** Opening LISTED ENTRIES block **
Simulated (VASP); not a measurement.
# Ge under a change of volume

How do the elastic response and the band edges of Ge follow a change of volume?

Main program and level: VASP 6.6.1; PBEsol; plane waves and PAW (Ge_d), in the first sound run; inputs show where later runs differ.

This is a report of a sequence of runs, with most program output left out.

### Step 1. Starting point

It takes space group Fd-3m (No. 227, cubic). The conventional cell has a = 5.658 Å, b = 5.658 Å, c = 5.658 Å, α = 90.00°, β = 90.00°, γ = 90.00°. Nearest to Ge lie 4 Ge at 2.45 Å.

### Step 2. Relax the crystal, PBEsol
** Closing LISTED ENTRIES block **

ASSIGNMENT » Type the whole listing again, unaltered.

TASK OUTPUT »
Simulated (VASP); not a measurement.
# Ge under a change of volume

How do the elastic response and the band edges of Ge follow a change of volume?

Main program and level: VASP 6.6.1; PBEsol; plane waves and PAW (Ge_d), in the first sound run; inputs show where later runs differ.

This is a report of a sequence of runs, with most program output left out.

### Step 1. Starting point

It takes space group Fd-3m (No. 227, cubic). The conventional cell has a = 5.658 Å, b = 5.658 Å, c = 5.658 Å, α = 90.00°, β = 90.00°, γ = 90.00°. Nearest to Ge lie 4 Ge at 2.45 Å.

### Step 2. Relax the crystal, PBEsol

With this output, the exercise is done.